-----
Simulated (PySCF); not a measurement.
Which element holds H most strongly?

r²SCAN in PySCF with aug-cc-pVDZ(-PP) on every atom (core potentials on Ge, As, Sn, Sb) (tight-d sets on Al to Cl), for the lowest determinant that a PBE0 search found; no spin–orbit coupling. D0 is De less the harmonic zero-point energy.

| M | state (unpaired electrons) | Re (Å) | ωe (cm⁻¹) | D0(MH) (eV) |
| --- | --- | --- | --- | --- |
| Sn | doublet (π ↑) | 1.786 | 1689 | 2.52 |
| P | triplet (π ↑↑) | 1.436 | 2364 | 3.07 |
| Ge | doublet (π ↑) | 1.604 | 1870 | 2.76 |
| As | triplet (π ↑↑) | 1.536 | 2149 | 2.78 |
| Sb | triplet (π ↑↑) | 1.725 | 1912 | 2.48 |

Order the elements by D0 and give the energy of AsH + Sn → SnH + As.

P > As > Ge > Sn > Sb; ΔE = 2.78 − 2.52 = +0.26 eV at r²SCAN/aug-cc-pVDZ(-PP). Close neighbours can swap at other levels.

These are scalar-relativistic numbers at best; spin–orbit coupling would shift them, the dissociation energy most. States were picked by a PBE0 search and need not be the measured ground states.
-----

### [Work order]
From the listing above, the lines starting with the one that has "D0(MH) (eV) |" and running through the one that has "P > As > Ge" should be copied exactly, ends included.

### [Exercise response]
| M | state (unpaired electrons) | Re (Å) | ωe (cm⁻¹) | D0(MH) (eV) |
| --- | --- | --- | --- | --- |
| Sn | doublet (π ↑) | 1.786 | 1689 | 2.52 |
| P | triplet (π ↑↑) | 1.436 | 2364 | 3.07 |
| Ge | doublet (π ↑) | 1.604 | 1870 | 2.76 |
| As | triplet (π ↑↑) | 1.536 | 2149 | 2.78 |
| Sb | triplet (π ↑↑) | 1.725 | 1912 | 2.48 |

Order the elements by D0 and give the energy of AsH + Sn → SnH + As.

P > As > Ge > Sn > Sb; ΔE = 2.78 − 2.52 = +0.26 eV at r²SCAN/aug-cc-pVDZ(-PP). Close neighbours can swap at other levels.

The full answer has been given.